===== RECORDED INFORMATION

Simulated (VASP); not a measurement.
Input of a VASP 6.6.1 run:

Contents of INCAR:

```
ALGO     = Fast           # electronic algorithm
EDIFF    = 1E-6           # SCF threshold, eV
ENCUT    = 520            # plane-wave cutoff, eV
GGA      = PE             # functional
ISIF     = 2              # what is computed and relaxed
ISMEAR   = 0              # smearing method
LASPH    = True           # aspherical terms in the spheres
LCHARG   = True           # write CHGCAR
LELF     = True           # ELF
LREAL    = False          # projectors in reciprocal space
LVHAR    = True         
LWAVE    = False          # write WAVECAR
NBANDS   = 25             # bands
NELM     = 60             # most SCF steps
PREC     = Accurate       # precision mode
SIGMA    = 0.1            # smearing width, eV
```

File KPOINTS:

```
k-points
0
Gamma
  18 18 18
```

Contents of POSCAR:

==========

WORK INSTRUCTION: Once you have read the entries, write them all out again exactly.

ANSWER SECTION:
Simulated (VASP); not a measurement.
Input of a VASP 6.6.1 run:

Contents of INCAR:

```
ALGO     = Fast           # electronic algorithm
EDIFF    = 1E-6           # SCF threshold, eV
ENCUT    = 520            # plane-wave cutoff, eV
GGA      = PE             # functional
ISIF     = 2              # what is computed and relaxed
ISMEAR   = 0              # smearing method
LASPH    = True           # aspherical terms in the spheres
LCHARG   = True           # write CHGCAR
LELF     = True           # ELF
LREAL    = False          # projectors in reciprocal space
LVHAR    = True         
LWAVE    = False          # write WAVECAR
NBANDS   = 25             # bands
NELM     = 60             # most SCF steps
PREC     = Accurate       # precision mode
SIGMA    = 0.1            # smearing width, eV
```

File KPOINTS:

```
k-points
0
Gamma
  18 18 18
```

Contents of POSCAR:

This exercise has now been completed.